## Stored data
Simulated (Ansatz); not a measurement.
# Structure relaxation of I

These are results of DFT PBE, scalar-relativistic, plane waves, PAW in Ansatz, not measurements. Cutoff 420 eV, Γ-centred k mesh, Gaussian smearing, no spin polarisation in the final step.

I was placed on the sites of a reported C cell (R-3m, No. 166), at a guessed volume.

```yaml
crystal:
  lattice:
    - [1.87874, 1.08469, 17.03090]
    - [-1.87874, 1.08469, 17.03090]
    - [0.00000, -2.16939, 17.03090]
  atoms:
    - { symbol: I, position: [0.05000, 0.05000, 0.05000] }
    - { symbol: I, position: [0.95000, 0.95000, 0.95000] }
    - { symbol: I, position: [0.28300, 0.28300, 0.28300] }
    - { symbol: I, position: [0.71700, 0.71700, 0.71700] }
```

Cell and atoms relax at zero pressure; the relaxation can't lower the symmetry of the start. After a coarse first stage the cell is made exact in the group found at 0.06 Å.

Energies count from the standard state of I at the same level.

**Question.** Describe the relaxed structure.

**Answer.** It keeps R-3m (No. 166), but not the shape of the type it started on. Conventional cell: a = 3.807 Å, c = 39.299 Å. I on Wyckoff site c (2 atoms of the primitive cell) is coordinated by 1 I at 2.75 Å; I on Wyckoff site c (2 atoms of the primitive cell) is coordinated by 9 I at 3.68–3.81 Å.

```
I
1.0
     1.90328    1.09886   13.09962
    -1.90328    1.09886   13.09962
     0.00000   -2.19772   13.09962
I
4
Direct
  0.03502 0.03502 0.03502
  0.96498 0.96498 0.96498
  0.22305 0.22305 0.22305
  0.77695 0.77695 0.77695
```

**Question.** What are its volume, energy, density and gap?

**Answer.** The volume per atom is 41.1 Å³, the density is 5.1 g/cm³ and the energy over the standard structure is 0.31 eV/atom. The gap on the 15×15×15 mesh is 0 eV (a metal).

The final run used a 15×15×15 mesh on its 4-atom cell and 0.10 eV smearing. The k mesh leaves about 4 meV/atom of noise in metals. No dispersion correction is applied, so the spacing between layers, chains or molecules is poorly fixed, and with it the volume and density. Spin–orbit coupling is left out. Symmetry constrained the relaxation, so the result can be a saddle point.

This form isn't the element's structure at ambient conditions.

## Work request
The first line of the listing above through the line containing "These are results": print exactly that, both ends included.

## Exercise solution
Simulated (Ansatz); not a measurement.
# Structure relaxation of I

These are results of DFT PBE, scalar-relativistic, plane waves, PAW in Ansatz, not measurements. Cutoff 420 eV, Γ-centred k mesh, Gaussian smearing, no spin polarisation in the final step.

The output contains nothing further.